▶ **MATERIAL SUPPLIED**
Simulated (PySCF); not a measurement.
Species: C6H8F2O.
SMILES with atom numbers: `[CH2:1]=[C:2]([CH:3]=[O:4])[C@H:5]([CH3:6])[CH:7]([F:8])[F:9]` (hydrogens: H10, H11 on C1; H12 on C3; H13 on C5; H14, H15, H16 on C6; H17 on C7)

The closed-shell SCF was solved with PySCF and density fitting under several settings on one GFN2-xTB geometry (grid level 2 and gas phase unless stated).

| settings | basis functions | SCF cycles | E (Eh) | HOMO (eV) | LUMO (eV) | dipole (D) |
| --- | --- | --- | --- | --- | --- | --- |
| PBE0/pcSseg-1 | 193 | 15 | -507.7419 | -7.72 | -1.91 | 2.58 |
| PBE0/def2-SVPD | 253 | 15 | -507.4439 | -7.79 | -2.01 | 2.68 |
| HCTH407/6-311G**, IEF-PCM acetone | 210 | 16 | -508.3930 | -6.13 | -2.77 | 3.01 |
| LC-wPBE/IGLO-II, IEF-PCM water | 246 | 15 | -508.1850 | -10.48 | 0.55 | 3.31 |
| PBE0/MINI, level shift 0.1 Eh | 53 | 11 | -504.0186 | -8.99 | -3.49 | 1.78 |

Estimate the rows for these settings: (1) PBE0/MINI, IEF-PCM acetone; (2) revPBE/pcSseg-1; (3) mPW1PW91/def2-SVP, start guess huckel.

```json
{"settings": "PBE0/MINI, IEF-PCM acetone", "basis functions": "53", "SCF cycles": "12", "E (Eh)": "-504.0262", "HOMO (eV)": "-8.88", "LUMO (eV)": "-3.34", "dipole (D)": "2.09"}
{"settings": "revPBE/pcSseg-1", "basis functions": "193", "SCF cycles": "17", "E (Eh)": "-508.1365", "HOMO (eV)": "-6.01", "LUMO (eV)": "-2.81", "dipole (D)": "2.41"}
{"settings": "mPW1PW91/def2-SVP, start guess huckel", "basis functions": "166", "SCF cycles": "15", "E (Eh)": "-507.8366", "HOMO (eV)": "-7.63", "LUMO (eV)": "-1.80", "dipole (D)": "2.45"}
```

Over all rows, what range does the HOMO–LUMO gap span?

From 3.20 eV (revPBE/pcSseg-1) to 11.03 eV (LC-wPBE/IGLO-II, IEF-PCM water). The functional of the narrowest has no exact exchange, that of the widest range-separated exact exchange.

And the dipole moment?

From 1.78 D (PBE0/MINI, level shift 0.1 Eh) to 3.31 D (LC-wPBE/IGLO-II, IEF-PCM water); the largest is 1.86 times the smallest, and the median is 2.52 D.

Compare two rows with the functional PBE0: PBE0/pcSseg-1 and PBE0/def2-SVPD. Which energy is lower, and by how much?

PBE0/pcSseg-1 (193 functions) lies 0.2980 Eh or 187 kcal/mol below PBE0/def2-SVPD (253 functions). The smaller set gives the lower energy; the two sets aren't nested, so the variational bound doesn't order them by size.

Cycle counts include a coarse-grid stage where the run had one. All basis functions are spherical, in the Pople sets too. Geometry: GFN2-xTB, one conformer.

▶ **WORK INSTRUCTION**
The answer should contain only the lines from the first line of the entries through the line holding "SMILES with atom", each exactly as written.

▶ **EXERCISE OUTPUT**
Simulated (PySCF); not a measurement.
Species: C6H8F2O.
SMILES with atom numbers: `[CH2:1]=[C:2]([CH:3]=[O:4])[C@H:5]([CH3:6])[CH:7]([F:8])[F:9]` (hydrogens: H10, H11 on C1; H12 on C3; H13 on C5; H14, H15, H16 on C6; H17 on C7)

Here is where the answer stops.